> _Required action_
Locate the line bearing "[Ne] 3s2, closed-shell" in the material below, then reproduce it and each following line up to and including the line bearing "Cost of the".

> _Excerpted records_
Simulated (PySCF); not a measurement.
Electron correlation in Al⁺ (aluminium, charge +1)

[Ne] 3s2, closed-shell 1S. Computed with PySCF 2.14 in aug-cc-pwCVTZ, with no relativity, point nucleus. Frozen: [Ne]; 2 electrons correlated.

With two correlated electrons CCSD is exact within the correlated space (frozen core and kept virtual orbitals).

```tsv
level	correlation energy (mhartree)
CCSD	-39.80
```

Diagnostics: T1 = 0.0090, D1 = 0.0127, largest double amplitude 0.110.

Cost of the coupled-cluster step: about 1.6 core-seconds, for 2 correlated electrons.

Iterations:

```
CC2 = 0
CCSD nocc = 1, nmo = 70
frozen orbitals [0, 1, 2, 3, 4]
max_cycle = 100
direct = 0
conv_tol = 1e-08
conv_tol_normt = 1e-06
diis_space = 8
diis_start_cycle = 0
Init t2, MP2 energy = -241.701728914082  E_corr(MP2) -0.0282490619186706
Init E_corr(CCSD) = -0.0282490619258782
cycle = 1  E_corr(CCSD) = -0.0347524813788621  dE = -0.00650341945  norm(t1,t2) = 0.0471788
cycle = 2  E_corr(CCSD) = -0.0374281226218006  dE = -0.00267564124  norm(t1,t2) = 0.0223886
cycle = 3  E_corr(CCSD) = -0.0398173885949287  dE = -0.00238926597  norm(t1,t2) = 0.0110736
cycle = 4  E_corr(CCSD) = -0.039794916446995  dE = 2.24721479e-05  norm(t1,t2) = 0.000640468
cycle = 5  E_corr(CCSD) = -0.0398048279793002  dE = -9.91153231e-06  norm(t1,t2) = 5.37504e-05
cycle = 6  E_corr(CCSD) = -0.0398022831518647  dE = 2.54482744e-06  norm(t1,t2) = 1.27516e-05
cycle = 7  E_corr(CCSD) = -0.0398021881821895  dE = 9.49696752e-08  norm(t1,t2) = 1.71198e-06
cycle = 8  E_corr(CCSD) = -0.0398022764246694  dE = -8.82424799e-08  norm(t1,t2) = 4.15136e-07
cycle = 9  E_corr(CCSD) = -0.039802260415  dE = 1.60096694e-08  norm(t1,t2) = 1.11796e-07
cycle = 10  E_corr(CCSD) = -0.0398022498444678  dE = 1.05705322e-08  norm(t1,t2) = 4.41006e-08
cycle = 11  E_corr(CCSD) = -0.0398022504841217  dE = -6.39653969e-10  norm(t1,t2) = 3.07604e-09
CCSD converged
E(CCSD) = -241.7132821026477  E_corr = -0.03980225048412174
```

> _Task output_
[Ne] 3s2, closed-shell 1S. Computed with PySCF 2.14 in aug-cc-pwCVTZ, with no relativity, point nucleus. Frozen: [Ne]; 2 electrons correlated.

With two correlated electrons CCSD is exact within the correlated space (frozen core and kept virtual orbitals).

```tsv
level	correlation energy (mhartree)
CCSD	-39.80
```

Diagnostics: T1 = 0.0090, D1 = 0.0127, largest double amplitude 0.110.

Cost of the coupled-cluster step: about 1.6 core-seconds, for 2 correlated electrons.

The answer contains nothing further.